# [Data excerpts]
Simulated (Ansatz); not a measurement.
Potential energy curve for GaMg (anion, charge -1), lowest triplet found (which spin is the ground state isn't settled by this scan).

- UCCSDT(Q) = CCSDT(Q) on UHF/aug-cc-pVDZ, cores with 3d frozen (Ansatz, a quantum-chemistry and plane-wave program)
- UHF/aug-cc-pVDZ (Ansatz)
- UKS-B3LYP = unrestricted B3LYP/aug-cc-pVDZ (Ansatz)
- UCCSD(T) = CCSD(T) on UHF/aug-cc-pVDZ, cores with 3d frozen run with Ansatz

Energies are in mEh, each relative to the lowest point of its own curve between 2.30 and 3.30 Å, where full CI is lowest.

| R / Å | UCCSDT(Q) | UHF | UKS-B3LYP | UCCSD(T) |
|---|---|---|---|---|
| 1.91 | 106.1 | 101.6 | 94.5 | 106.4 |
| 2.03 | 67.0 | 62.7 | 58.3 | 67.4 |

# [Action item]
Up to and including the line that holds "94.5 | 106.4 |", reproduce the records above exactly from their first line, and give nothing else.

# [Written response]
Simulated (Ansatz); not a measurement.
Potential energy curve for GaMg (anion, charge -1), lowest triplet found (which spin is the ground state isn't settled by this scan).

- UCCSDT(Q) = CCSDT(Q) on UHF/aug-cc-pVDZ, cores with 3d frozen (Ansatz, a quantum-chemistry and plane-wave program)
- UHF/aug-cc-pVDZ (Ansatz)
- UKS-B3LYP = unrestricted B3LYP/aug-cc-pVDZ (Ansatz)
- UCCSD(T) = CCSD(T) on UHF/aug-cc-pVDZ, cores with 3d frozen run with Ansatz

Energies are in mEh, each relative to the lowest point of its own curve between 2.30 and 3.30 Å, where full CI is lowest.

| R / Å | UCCSDT(Q) | UHF | UKS-B3LYP | UCCSD(T) |
|---|---|---|---|---|
| 1.91 | 106.1 | 101.6 | 94.5 | 106.4 |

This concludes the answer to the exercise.